***** Dataset
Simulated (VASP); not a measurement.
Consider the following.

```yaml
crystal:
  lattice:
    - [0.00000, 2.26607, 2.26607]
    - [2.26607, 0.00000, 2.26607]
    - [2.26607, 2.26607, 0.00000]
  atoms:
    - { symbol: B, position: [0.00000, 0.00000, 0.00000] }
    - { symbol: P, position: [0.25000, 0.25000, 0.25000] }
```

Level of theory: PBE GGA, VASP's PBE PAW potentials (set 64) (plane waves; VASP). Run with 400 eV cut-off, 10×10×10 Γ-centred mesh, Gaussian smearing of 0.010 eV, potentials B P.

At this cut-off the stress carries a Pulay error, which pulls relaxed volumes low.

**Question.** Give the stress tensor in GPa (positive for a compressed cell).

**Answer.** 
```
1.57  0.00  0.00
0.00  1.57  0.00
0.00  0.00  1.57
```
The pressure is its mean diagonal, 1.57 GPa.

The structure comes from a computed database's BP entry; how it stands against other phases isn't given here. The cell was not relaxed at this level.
**********

Activity
In the listing above, find the line with "Consider the following." and the line with "The pressure is its mean diagonal, 1.57 GPa.", then print exactly those lines and every line between them.

Written answer
Consider the following.

```yaml
crystal:
  lattice:
    - [0.00000, 2.26607, 2.26607]
    - [2.26607, 0.00000, 2.26607]
    - [2.26607, 2.26607, 0.00000]
  atoms:
    - { symbol: B, position: [0.00000, 0.00000, 0.00000] }
    - { symbol: P, position: [0.25000, 0.25000, 0.25000] }
```

Level of theory: PBE GGA, VASP's PBE PAW potentials (set 64) (plane waves; VASP). Run with 400 eV cut-off, 10×10×10 Γ-centred mesh, Gaussian smearing of 0.010 eV, potentials B P.

At this cut-off the stress carries a Pulay error, which pulls relaxed volumes low.

**Question.** Give the stress tensor in GPa (positive for a compressed cell).

**Answer.** 
```
1.57  0.00  0.00
0.00  1.57  0.00
0.00  0.00  1.57
```
The pressure is its mean diagonal, 1.57 GPa.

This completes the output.